# Exercise:
What you return should be the lines from the first line of the records below through the line holding "gas | 0.7273 |", unchanged.

# Given records:
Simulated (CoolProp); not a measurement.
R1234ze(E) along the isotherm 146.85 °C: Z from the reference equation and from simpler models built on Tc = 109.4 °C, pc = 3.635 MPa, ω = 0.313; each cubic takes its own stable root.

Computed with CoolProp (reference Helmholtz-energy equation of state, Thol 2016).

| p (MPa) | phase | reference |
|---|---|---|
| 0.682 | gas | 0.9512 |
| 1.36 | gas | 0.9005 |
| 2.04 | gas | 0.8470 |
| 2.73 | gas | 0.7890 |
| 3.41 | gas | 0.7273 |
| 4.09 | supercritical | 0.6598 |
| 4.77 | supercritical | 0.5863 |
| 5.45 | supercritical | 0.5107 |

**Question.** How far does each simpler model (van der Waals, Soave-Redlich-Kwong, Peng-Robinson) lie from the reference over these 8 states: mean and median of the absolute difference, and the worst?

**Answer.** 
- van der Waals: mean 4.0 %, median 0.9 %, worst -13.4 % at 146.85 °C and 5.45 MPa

# Written solution:
Simulated (CoolProp); not a measurement.
R1234ze(E) along the isotherm 146.85 °C: Z from the reference equation and from simpler models built on Tc = 109.4 °C, pc = 3.635 MPa, ω = 0.313; each cubic takes its own stable root.

Computed with CoolProp (reference Helmholtz-energy equation of state, Thol 2016).

| p (MPa) | phase | reference |
|---|---|---|
| 0.682 | gas | 0.9512 |
| 1.36 | gas | 0.9005 |
| 2.04 | gas | 0.8470 |
| 2.73 | gas | 0.7890 |
| 3.41 | gas | 0.7273 |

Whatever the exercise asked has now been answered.